ASSIGNMENT = Every line of the records below from the line with "Runs on GaP." up to and including the line with "### Step 1. The cell of the first run" must be reproduced exactly, and no line outside that range.

GIVEN ENTRIES =
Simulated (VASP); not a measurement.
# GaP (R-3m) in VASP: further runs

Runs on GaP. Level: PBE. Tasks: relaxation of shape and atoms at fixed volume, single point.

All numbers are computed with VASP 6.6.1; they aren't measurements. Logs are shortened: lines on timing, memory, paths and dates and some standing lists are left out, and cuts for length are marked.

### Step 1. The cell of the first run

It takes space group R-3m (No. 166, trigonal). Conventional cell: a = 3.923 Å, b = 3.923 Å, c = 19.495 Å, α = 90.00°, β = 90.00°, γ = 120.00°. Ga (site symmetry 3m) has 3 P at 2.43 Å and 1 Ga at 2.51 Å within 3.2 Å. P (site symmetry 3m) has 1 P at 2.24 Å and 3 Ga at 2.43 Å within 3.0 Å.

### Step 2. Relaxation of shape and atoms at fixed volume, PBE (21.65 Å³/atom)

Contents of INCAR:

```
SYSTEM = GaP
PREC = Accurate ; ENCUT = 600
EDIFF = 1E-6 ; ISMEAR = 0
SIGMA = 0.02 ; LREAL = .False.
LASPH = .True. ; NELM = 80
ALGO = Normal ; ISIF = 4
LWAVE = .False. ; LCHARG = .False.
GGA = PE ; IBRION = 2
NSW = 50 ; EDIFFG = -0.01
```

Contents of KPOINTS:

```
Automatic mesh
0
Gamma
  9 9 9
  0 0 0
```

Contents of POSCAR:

EXERCISE RESPONSE =
Runs on GaP. Level: PBE. Tasks: relaxation of shape and atoms at fixed volume, single point.

All numbers are computed with VASP 6.6.1; they aren't measurements. Logs are shortened: lines on timing, memory, paths and dates and some standing lists are left out, and cuts for length are marked.

### Step 1. The cell of the first run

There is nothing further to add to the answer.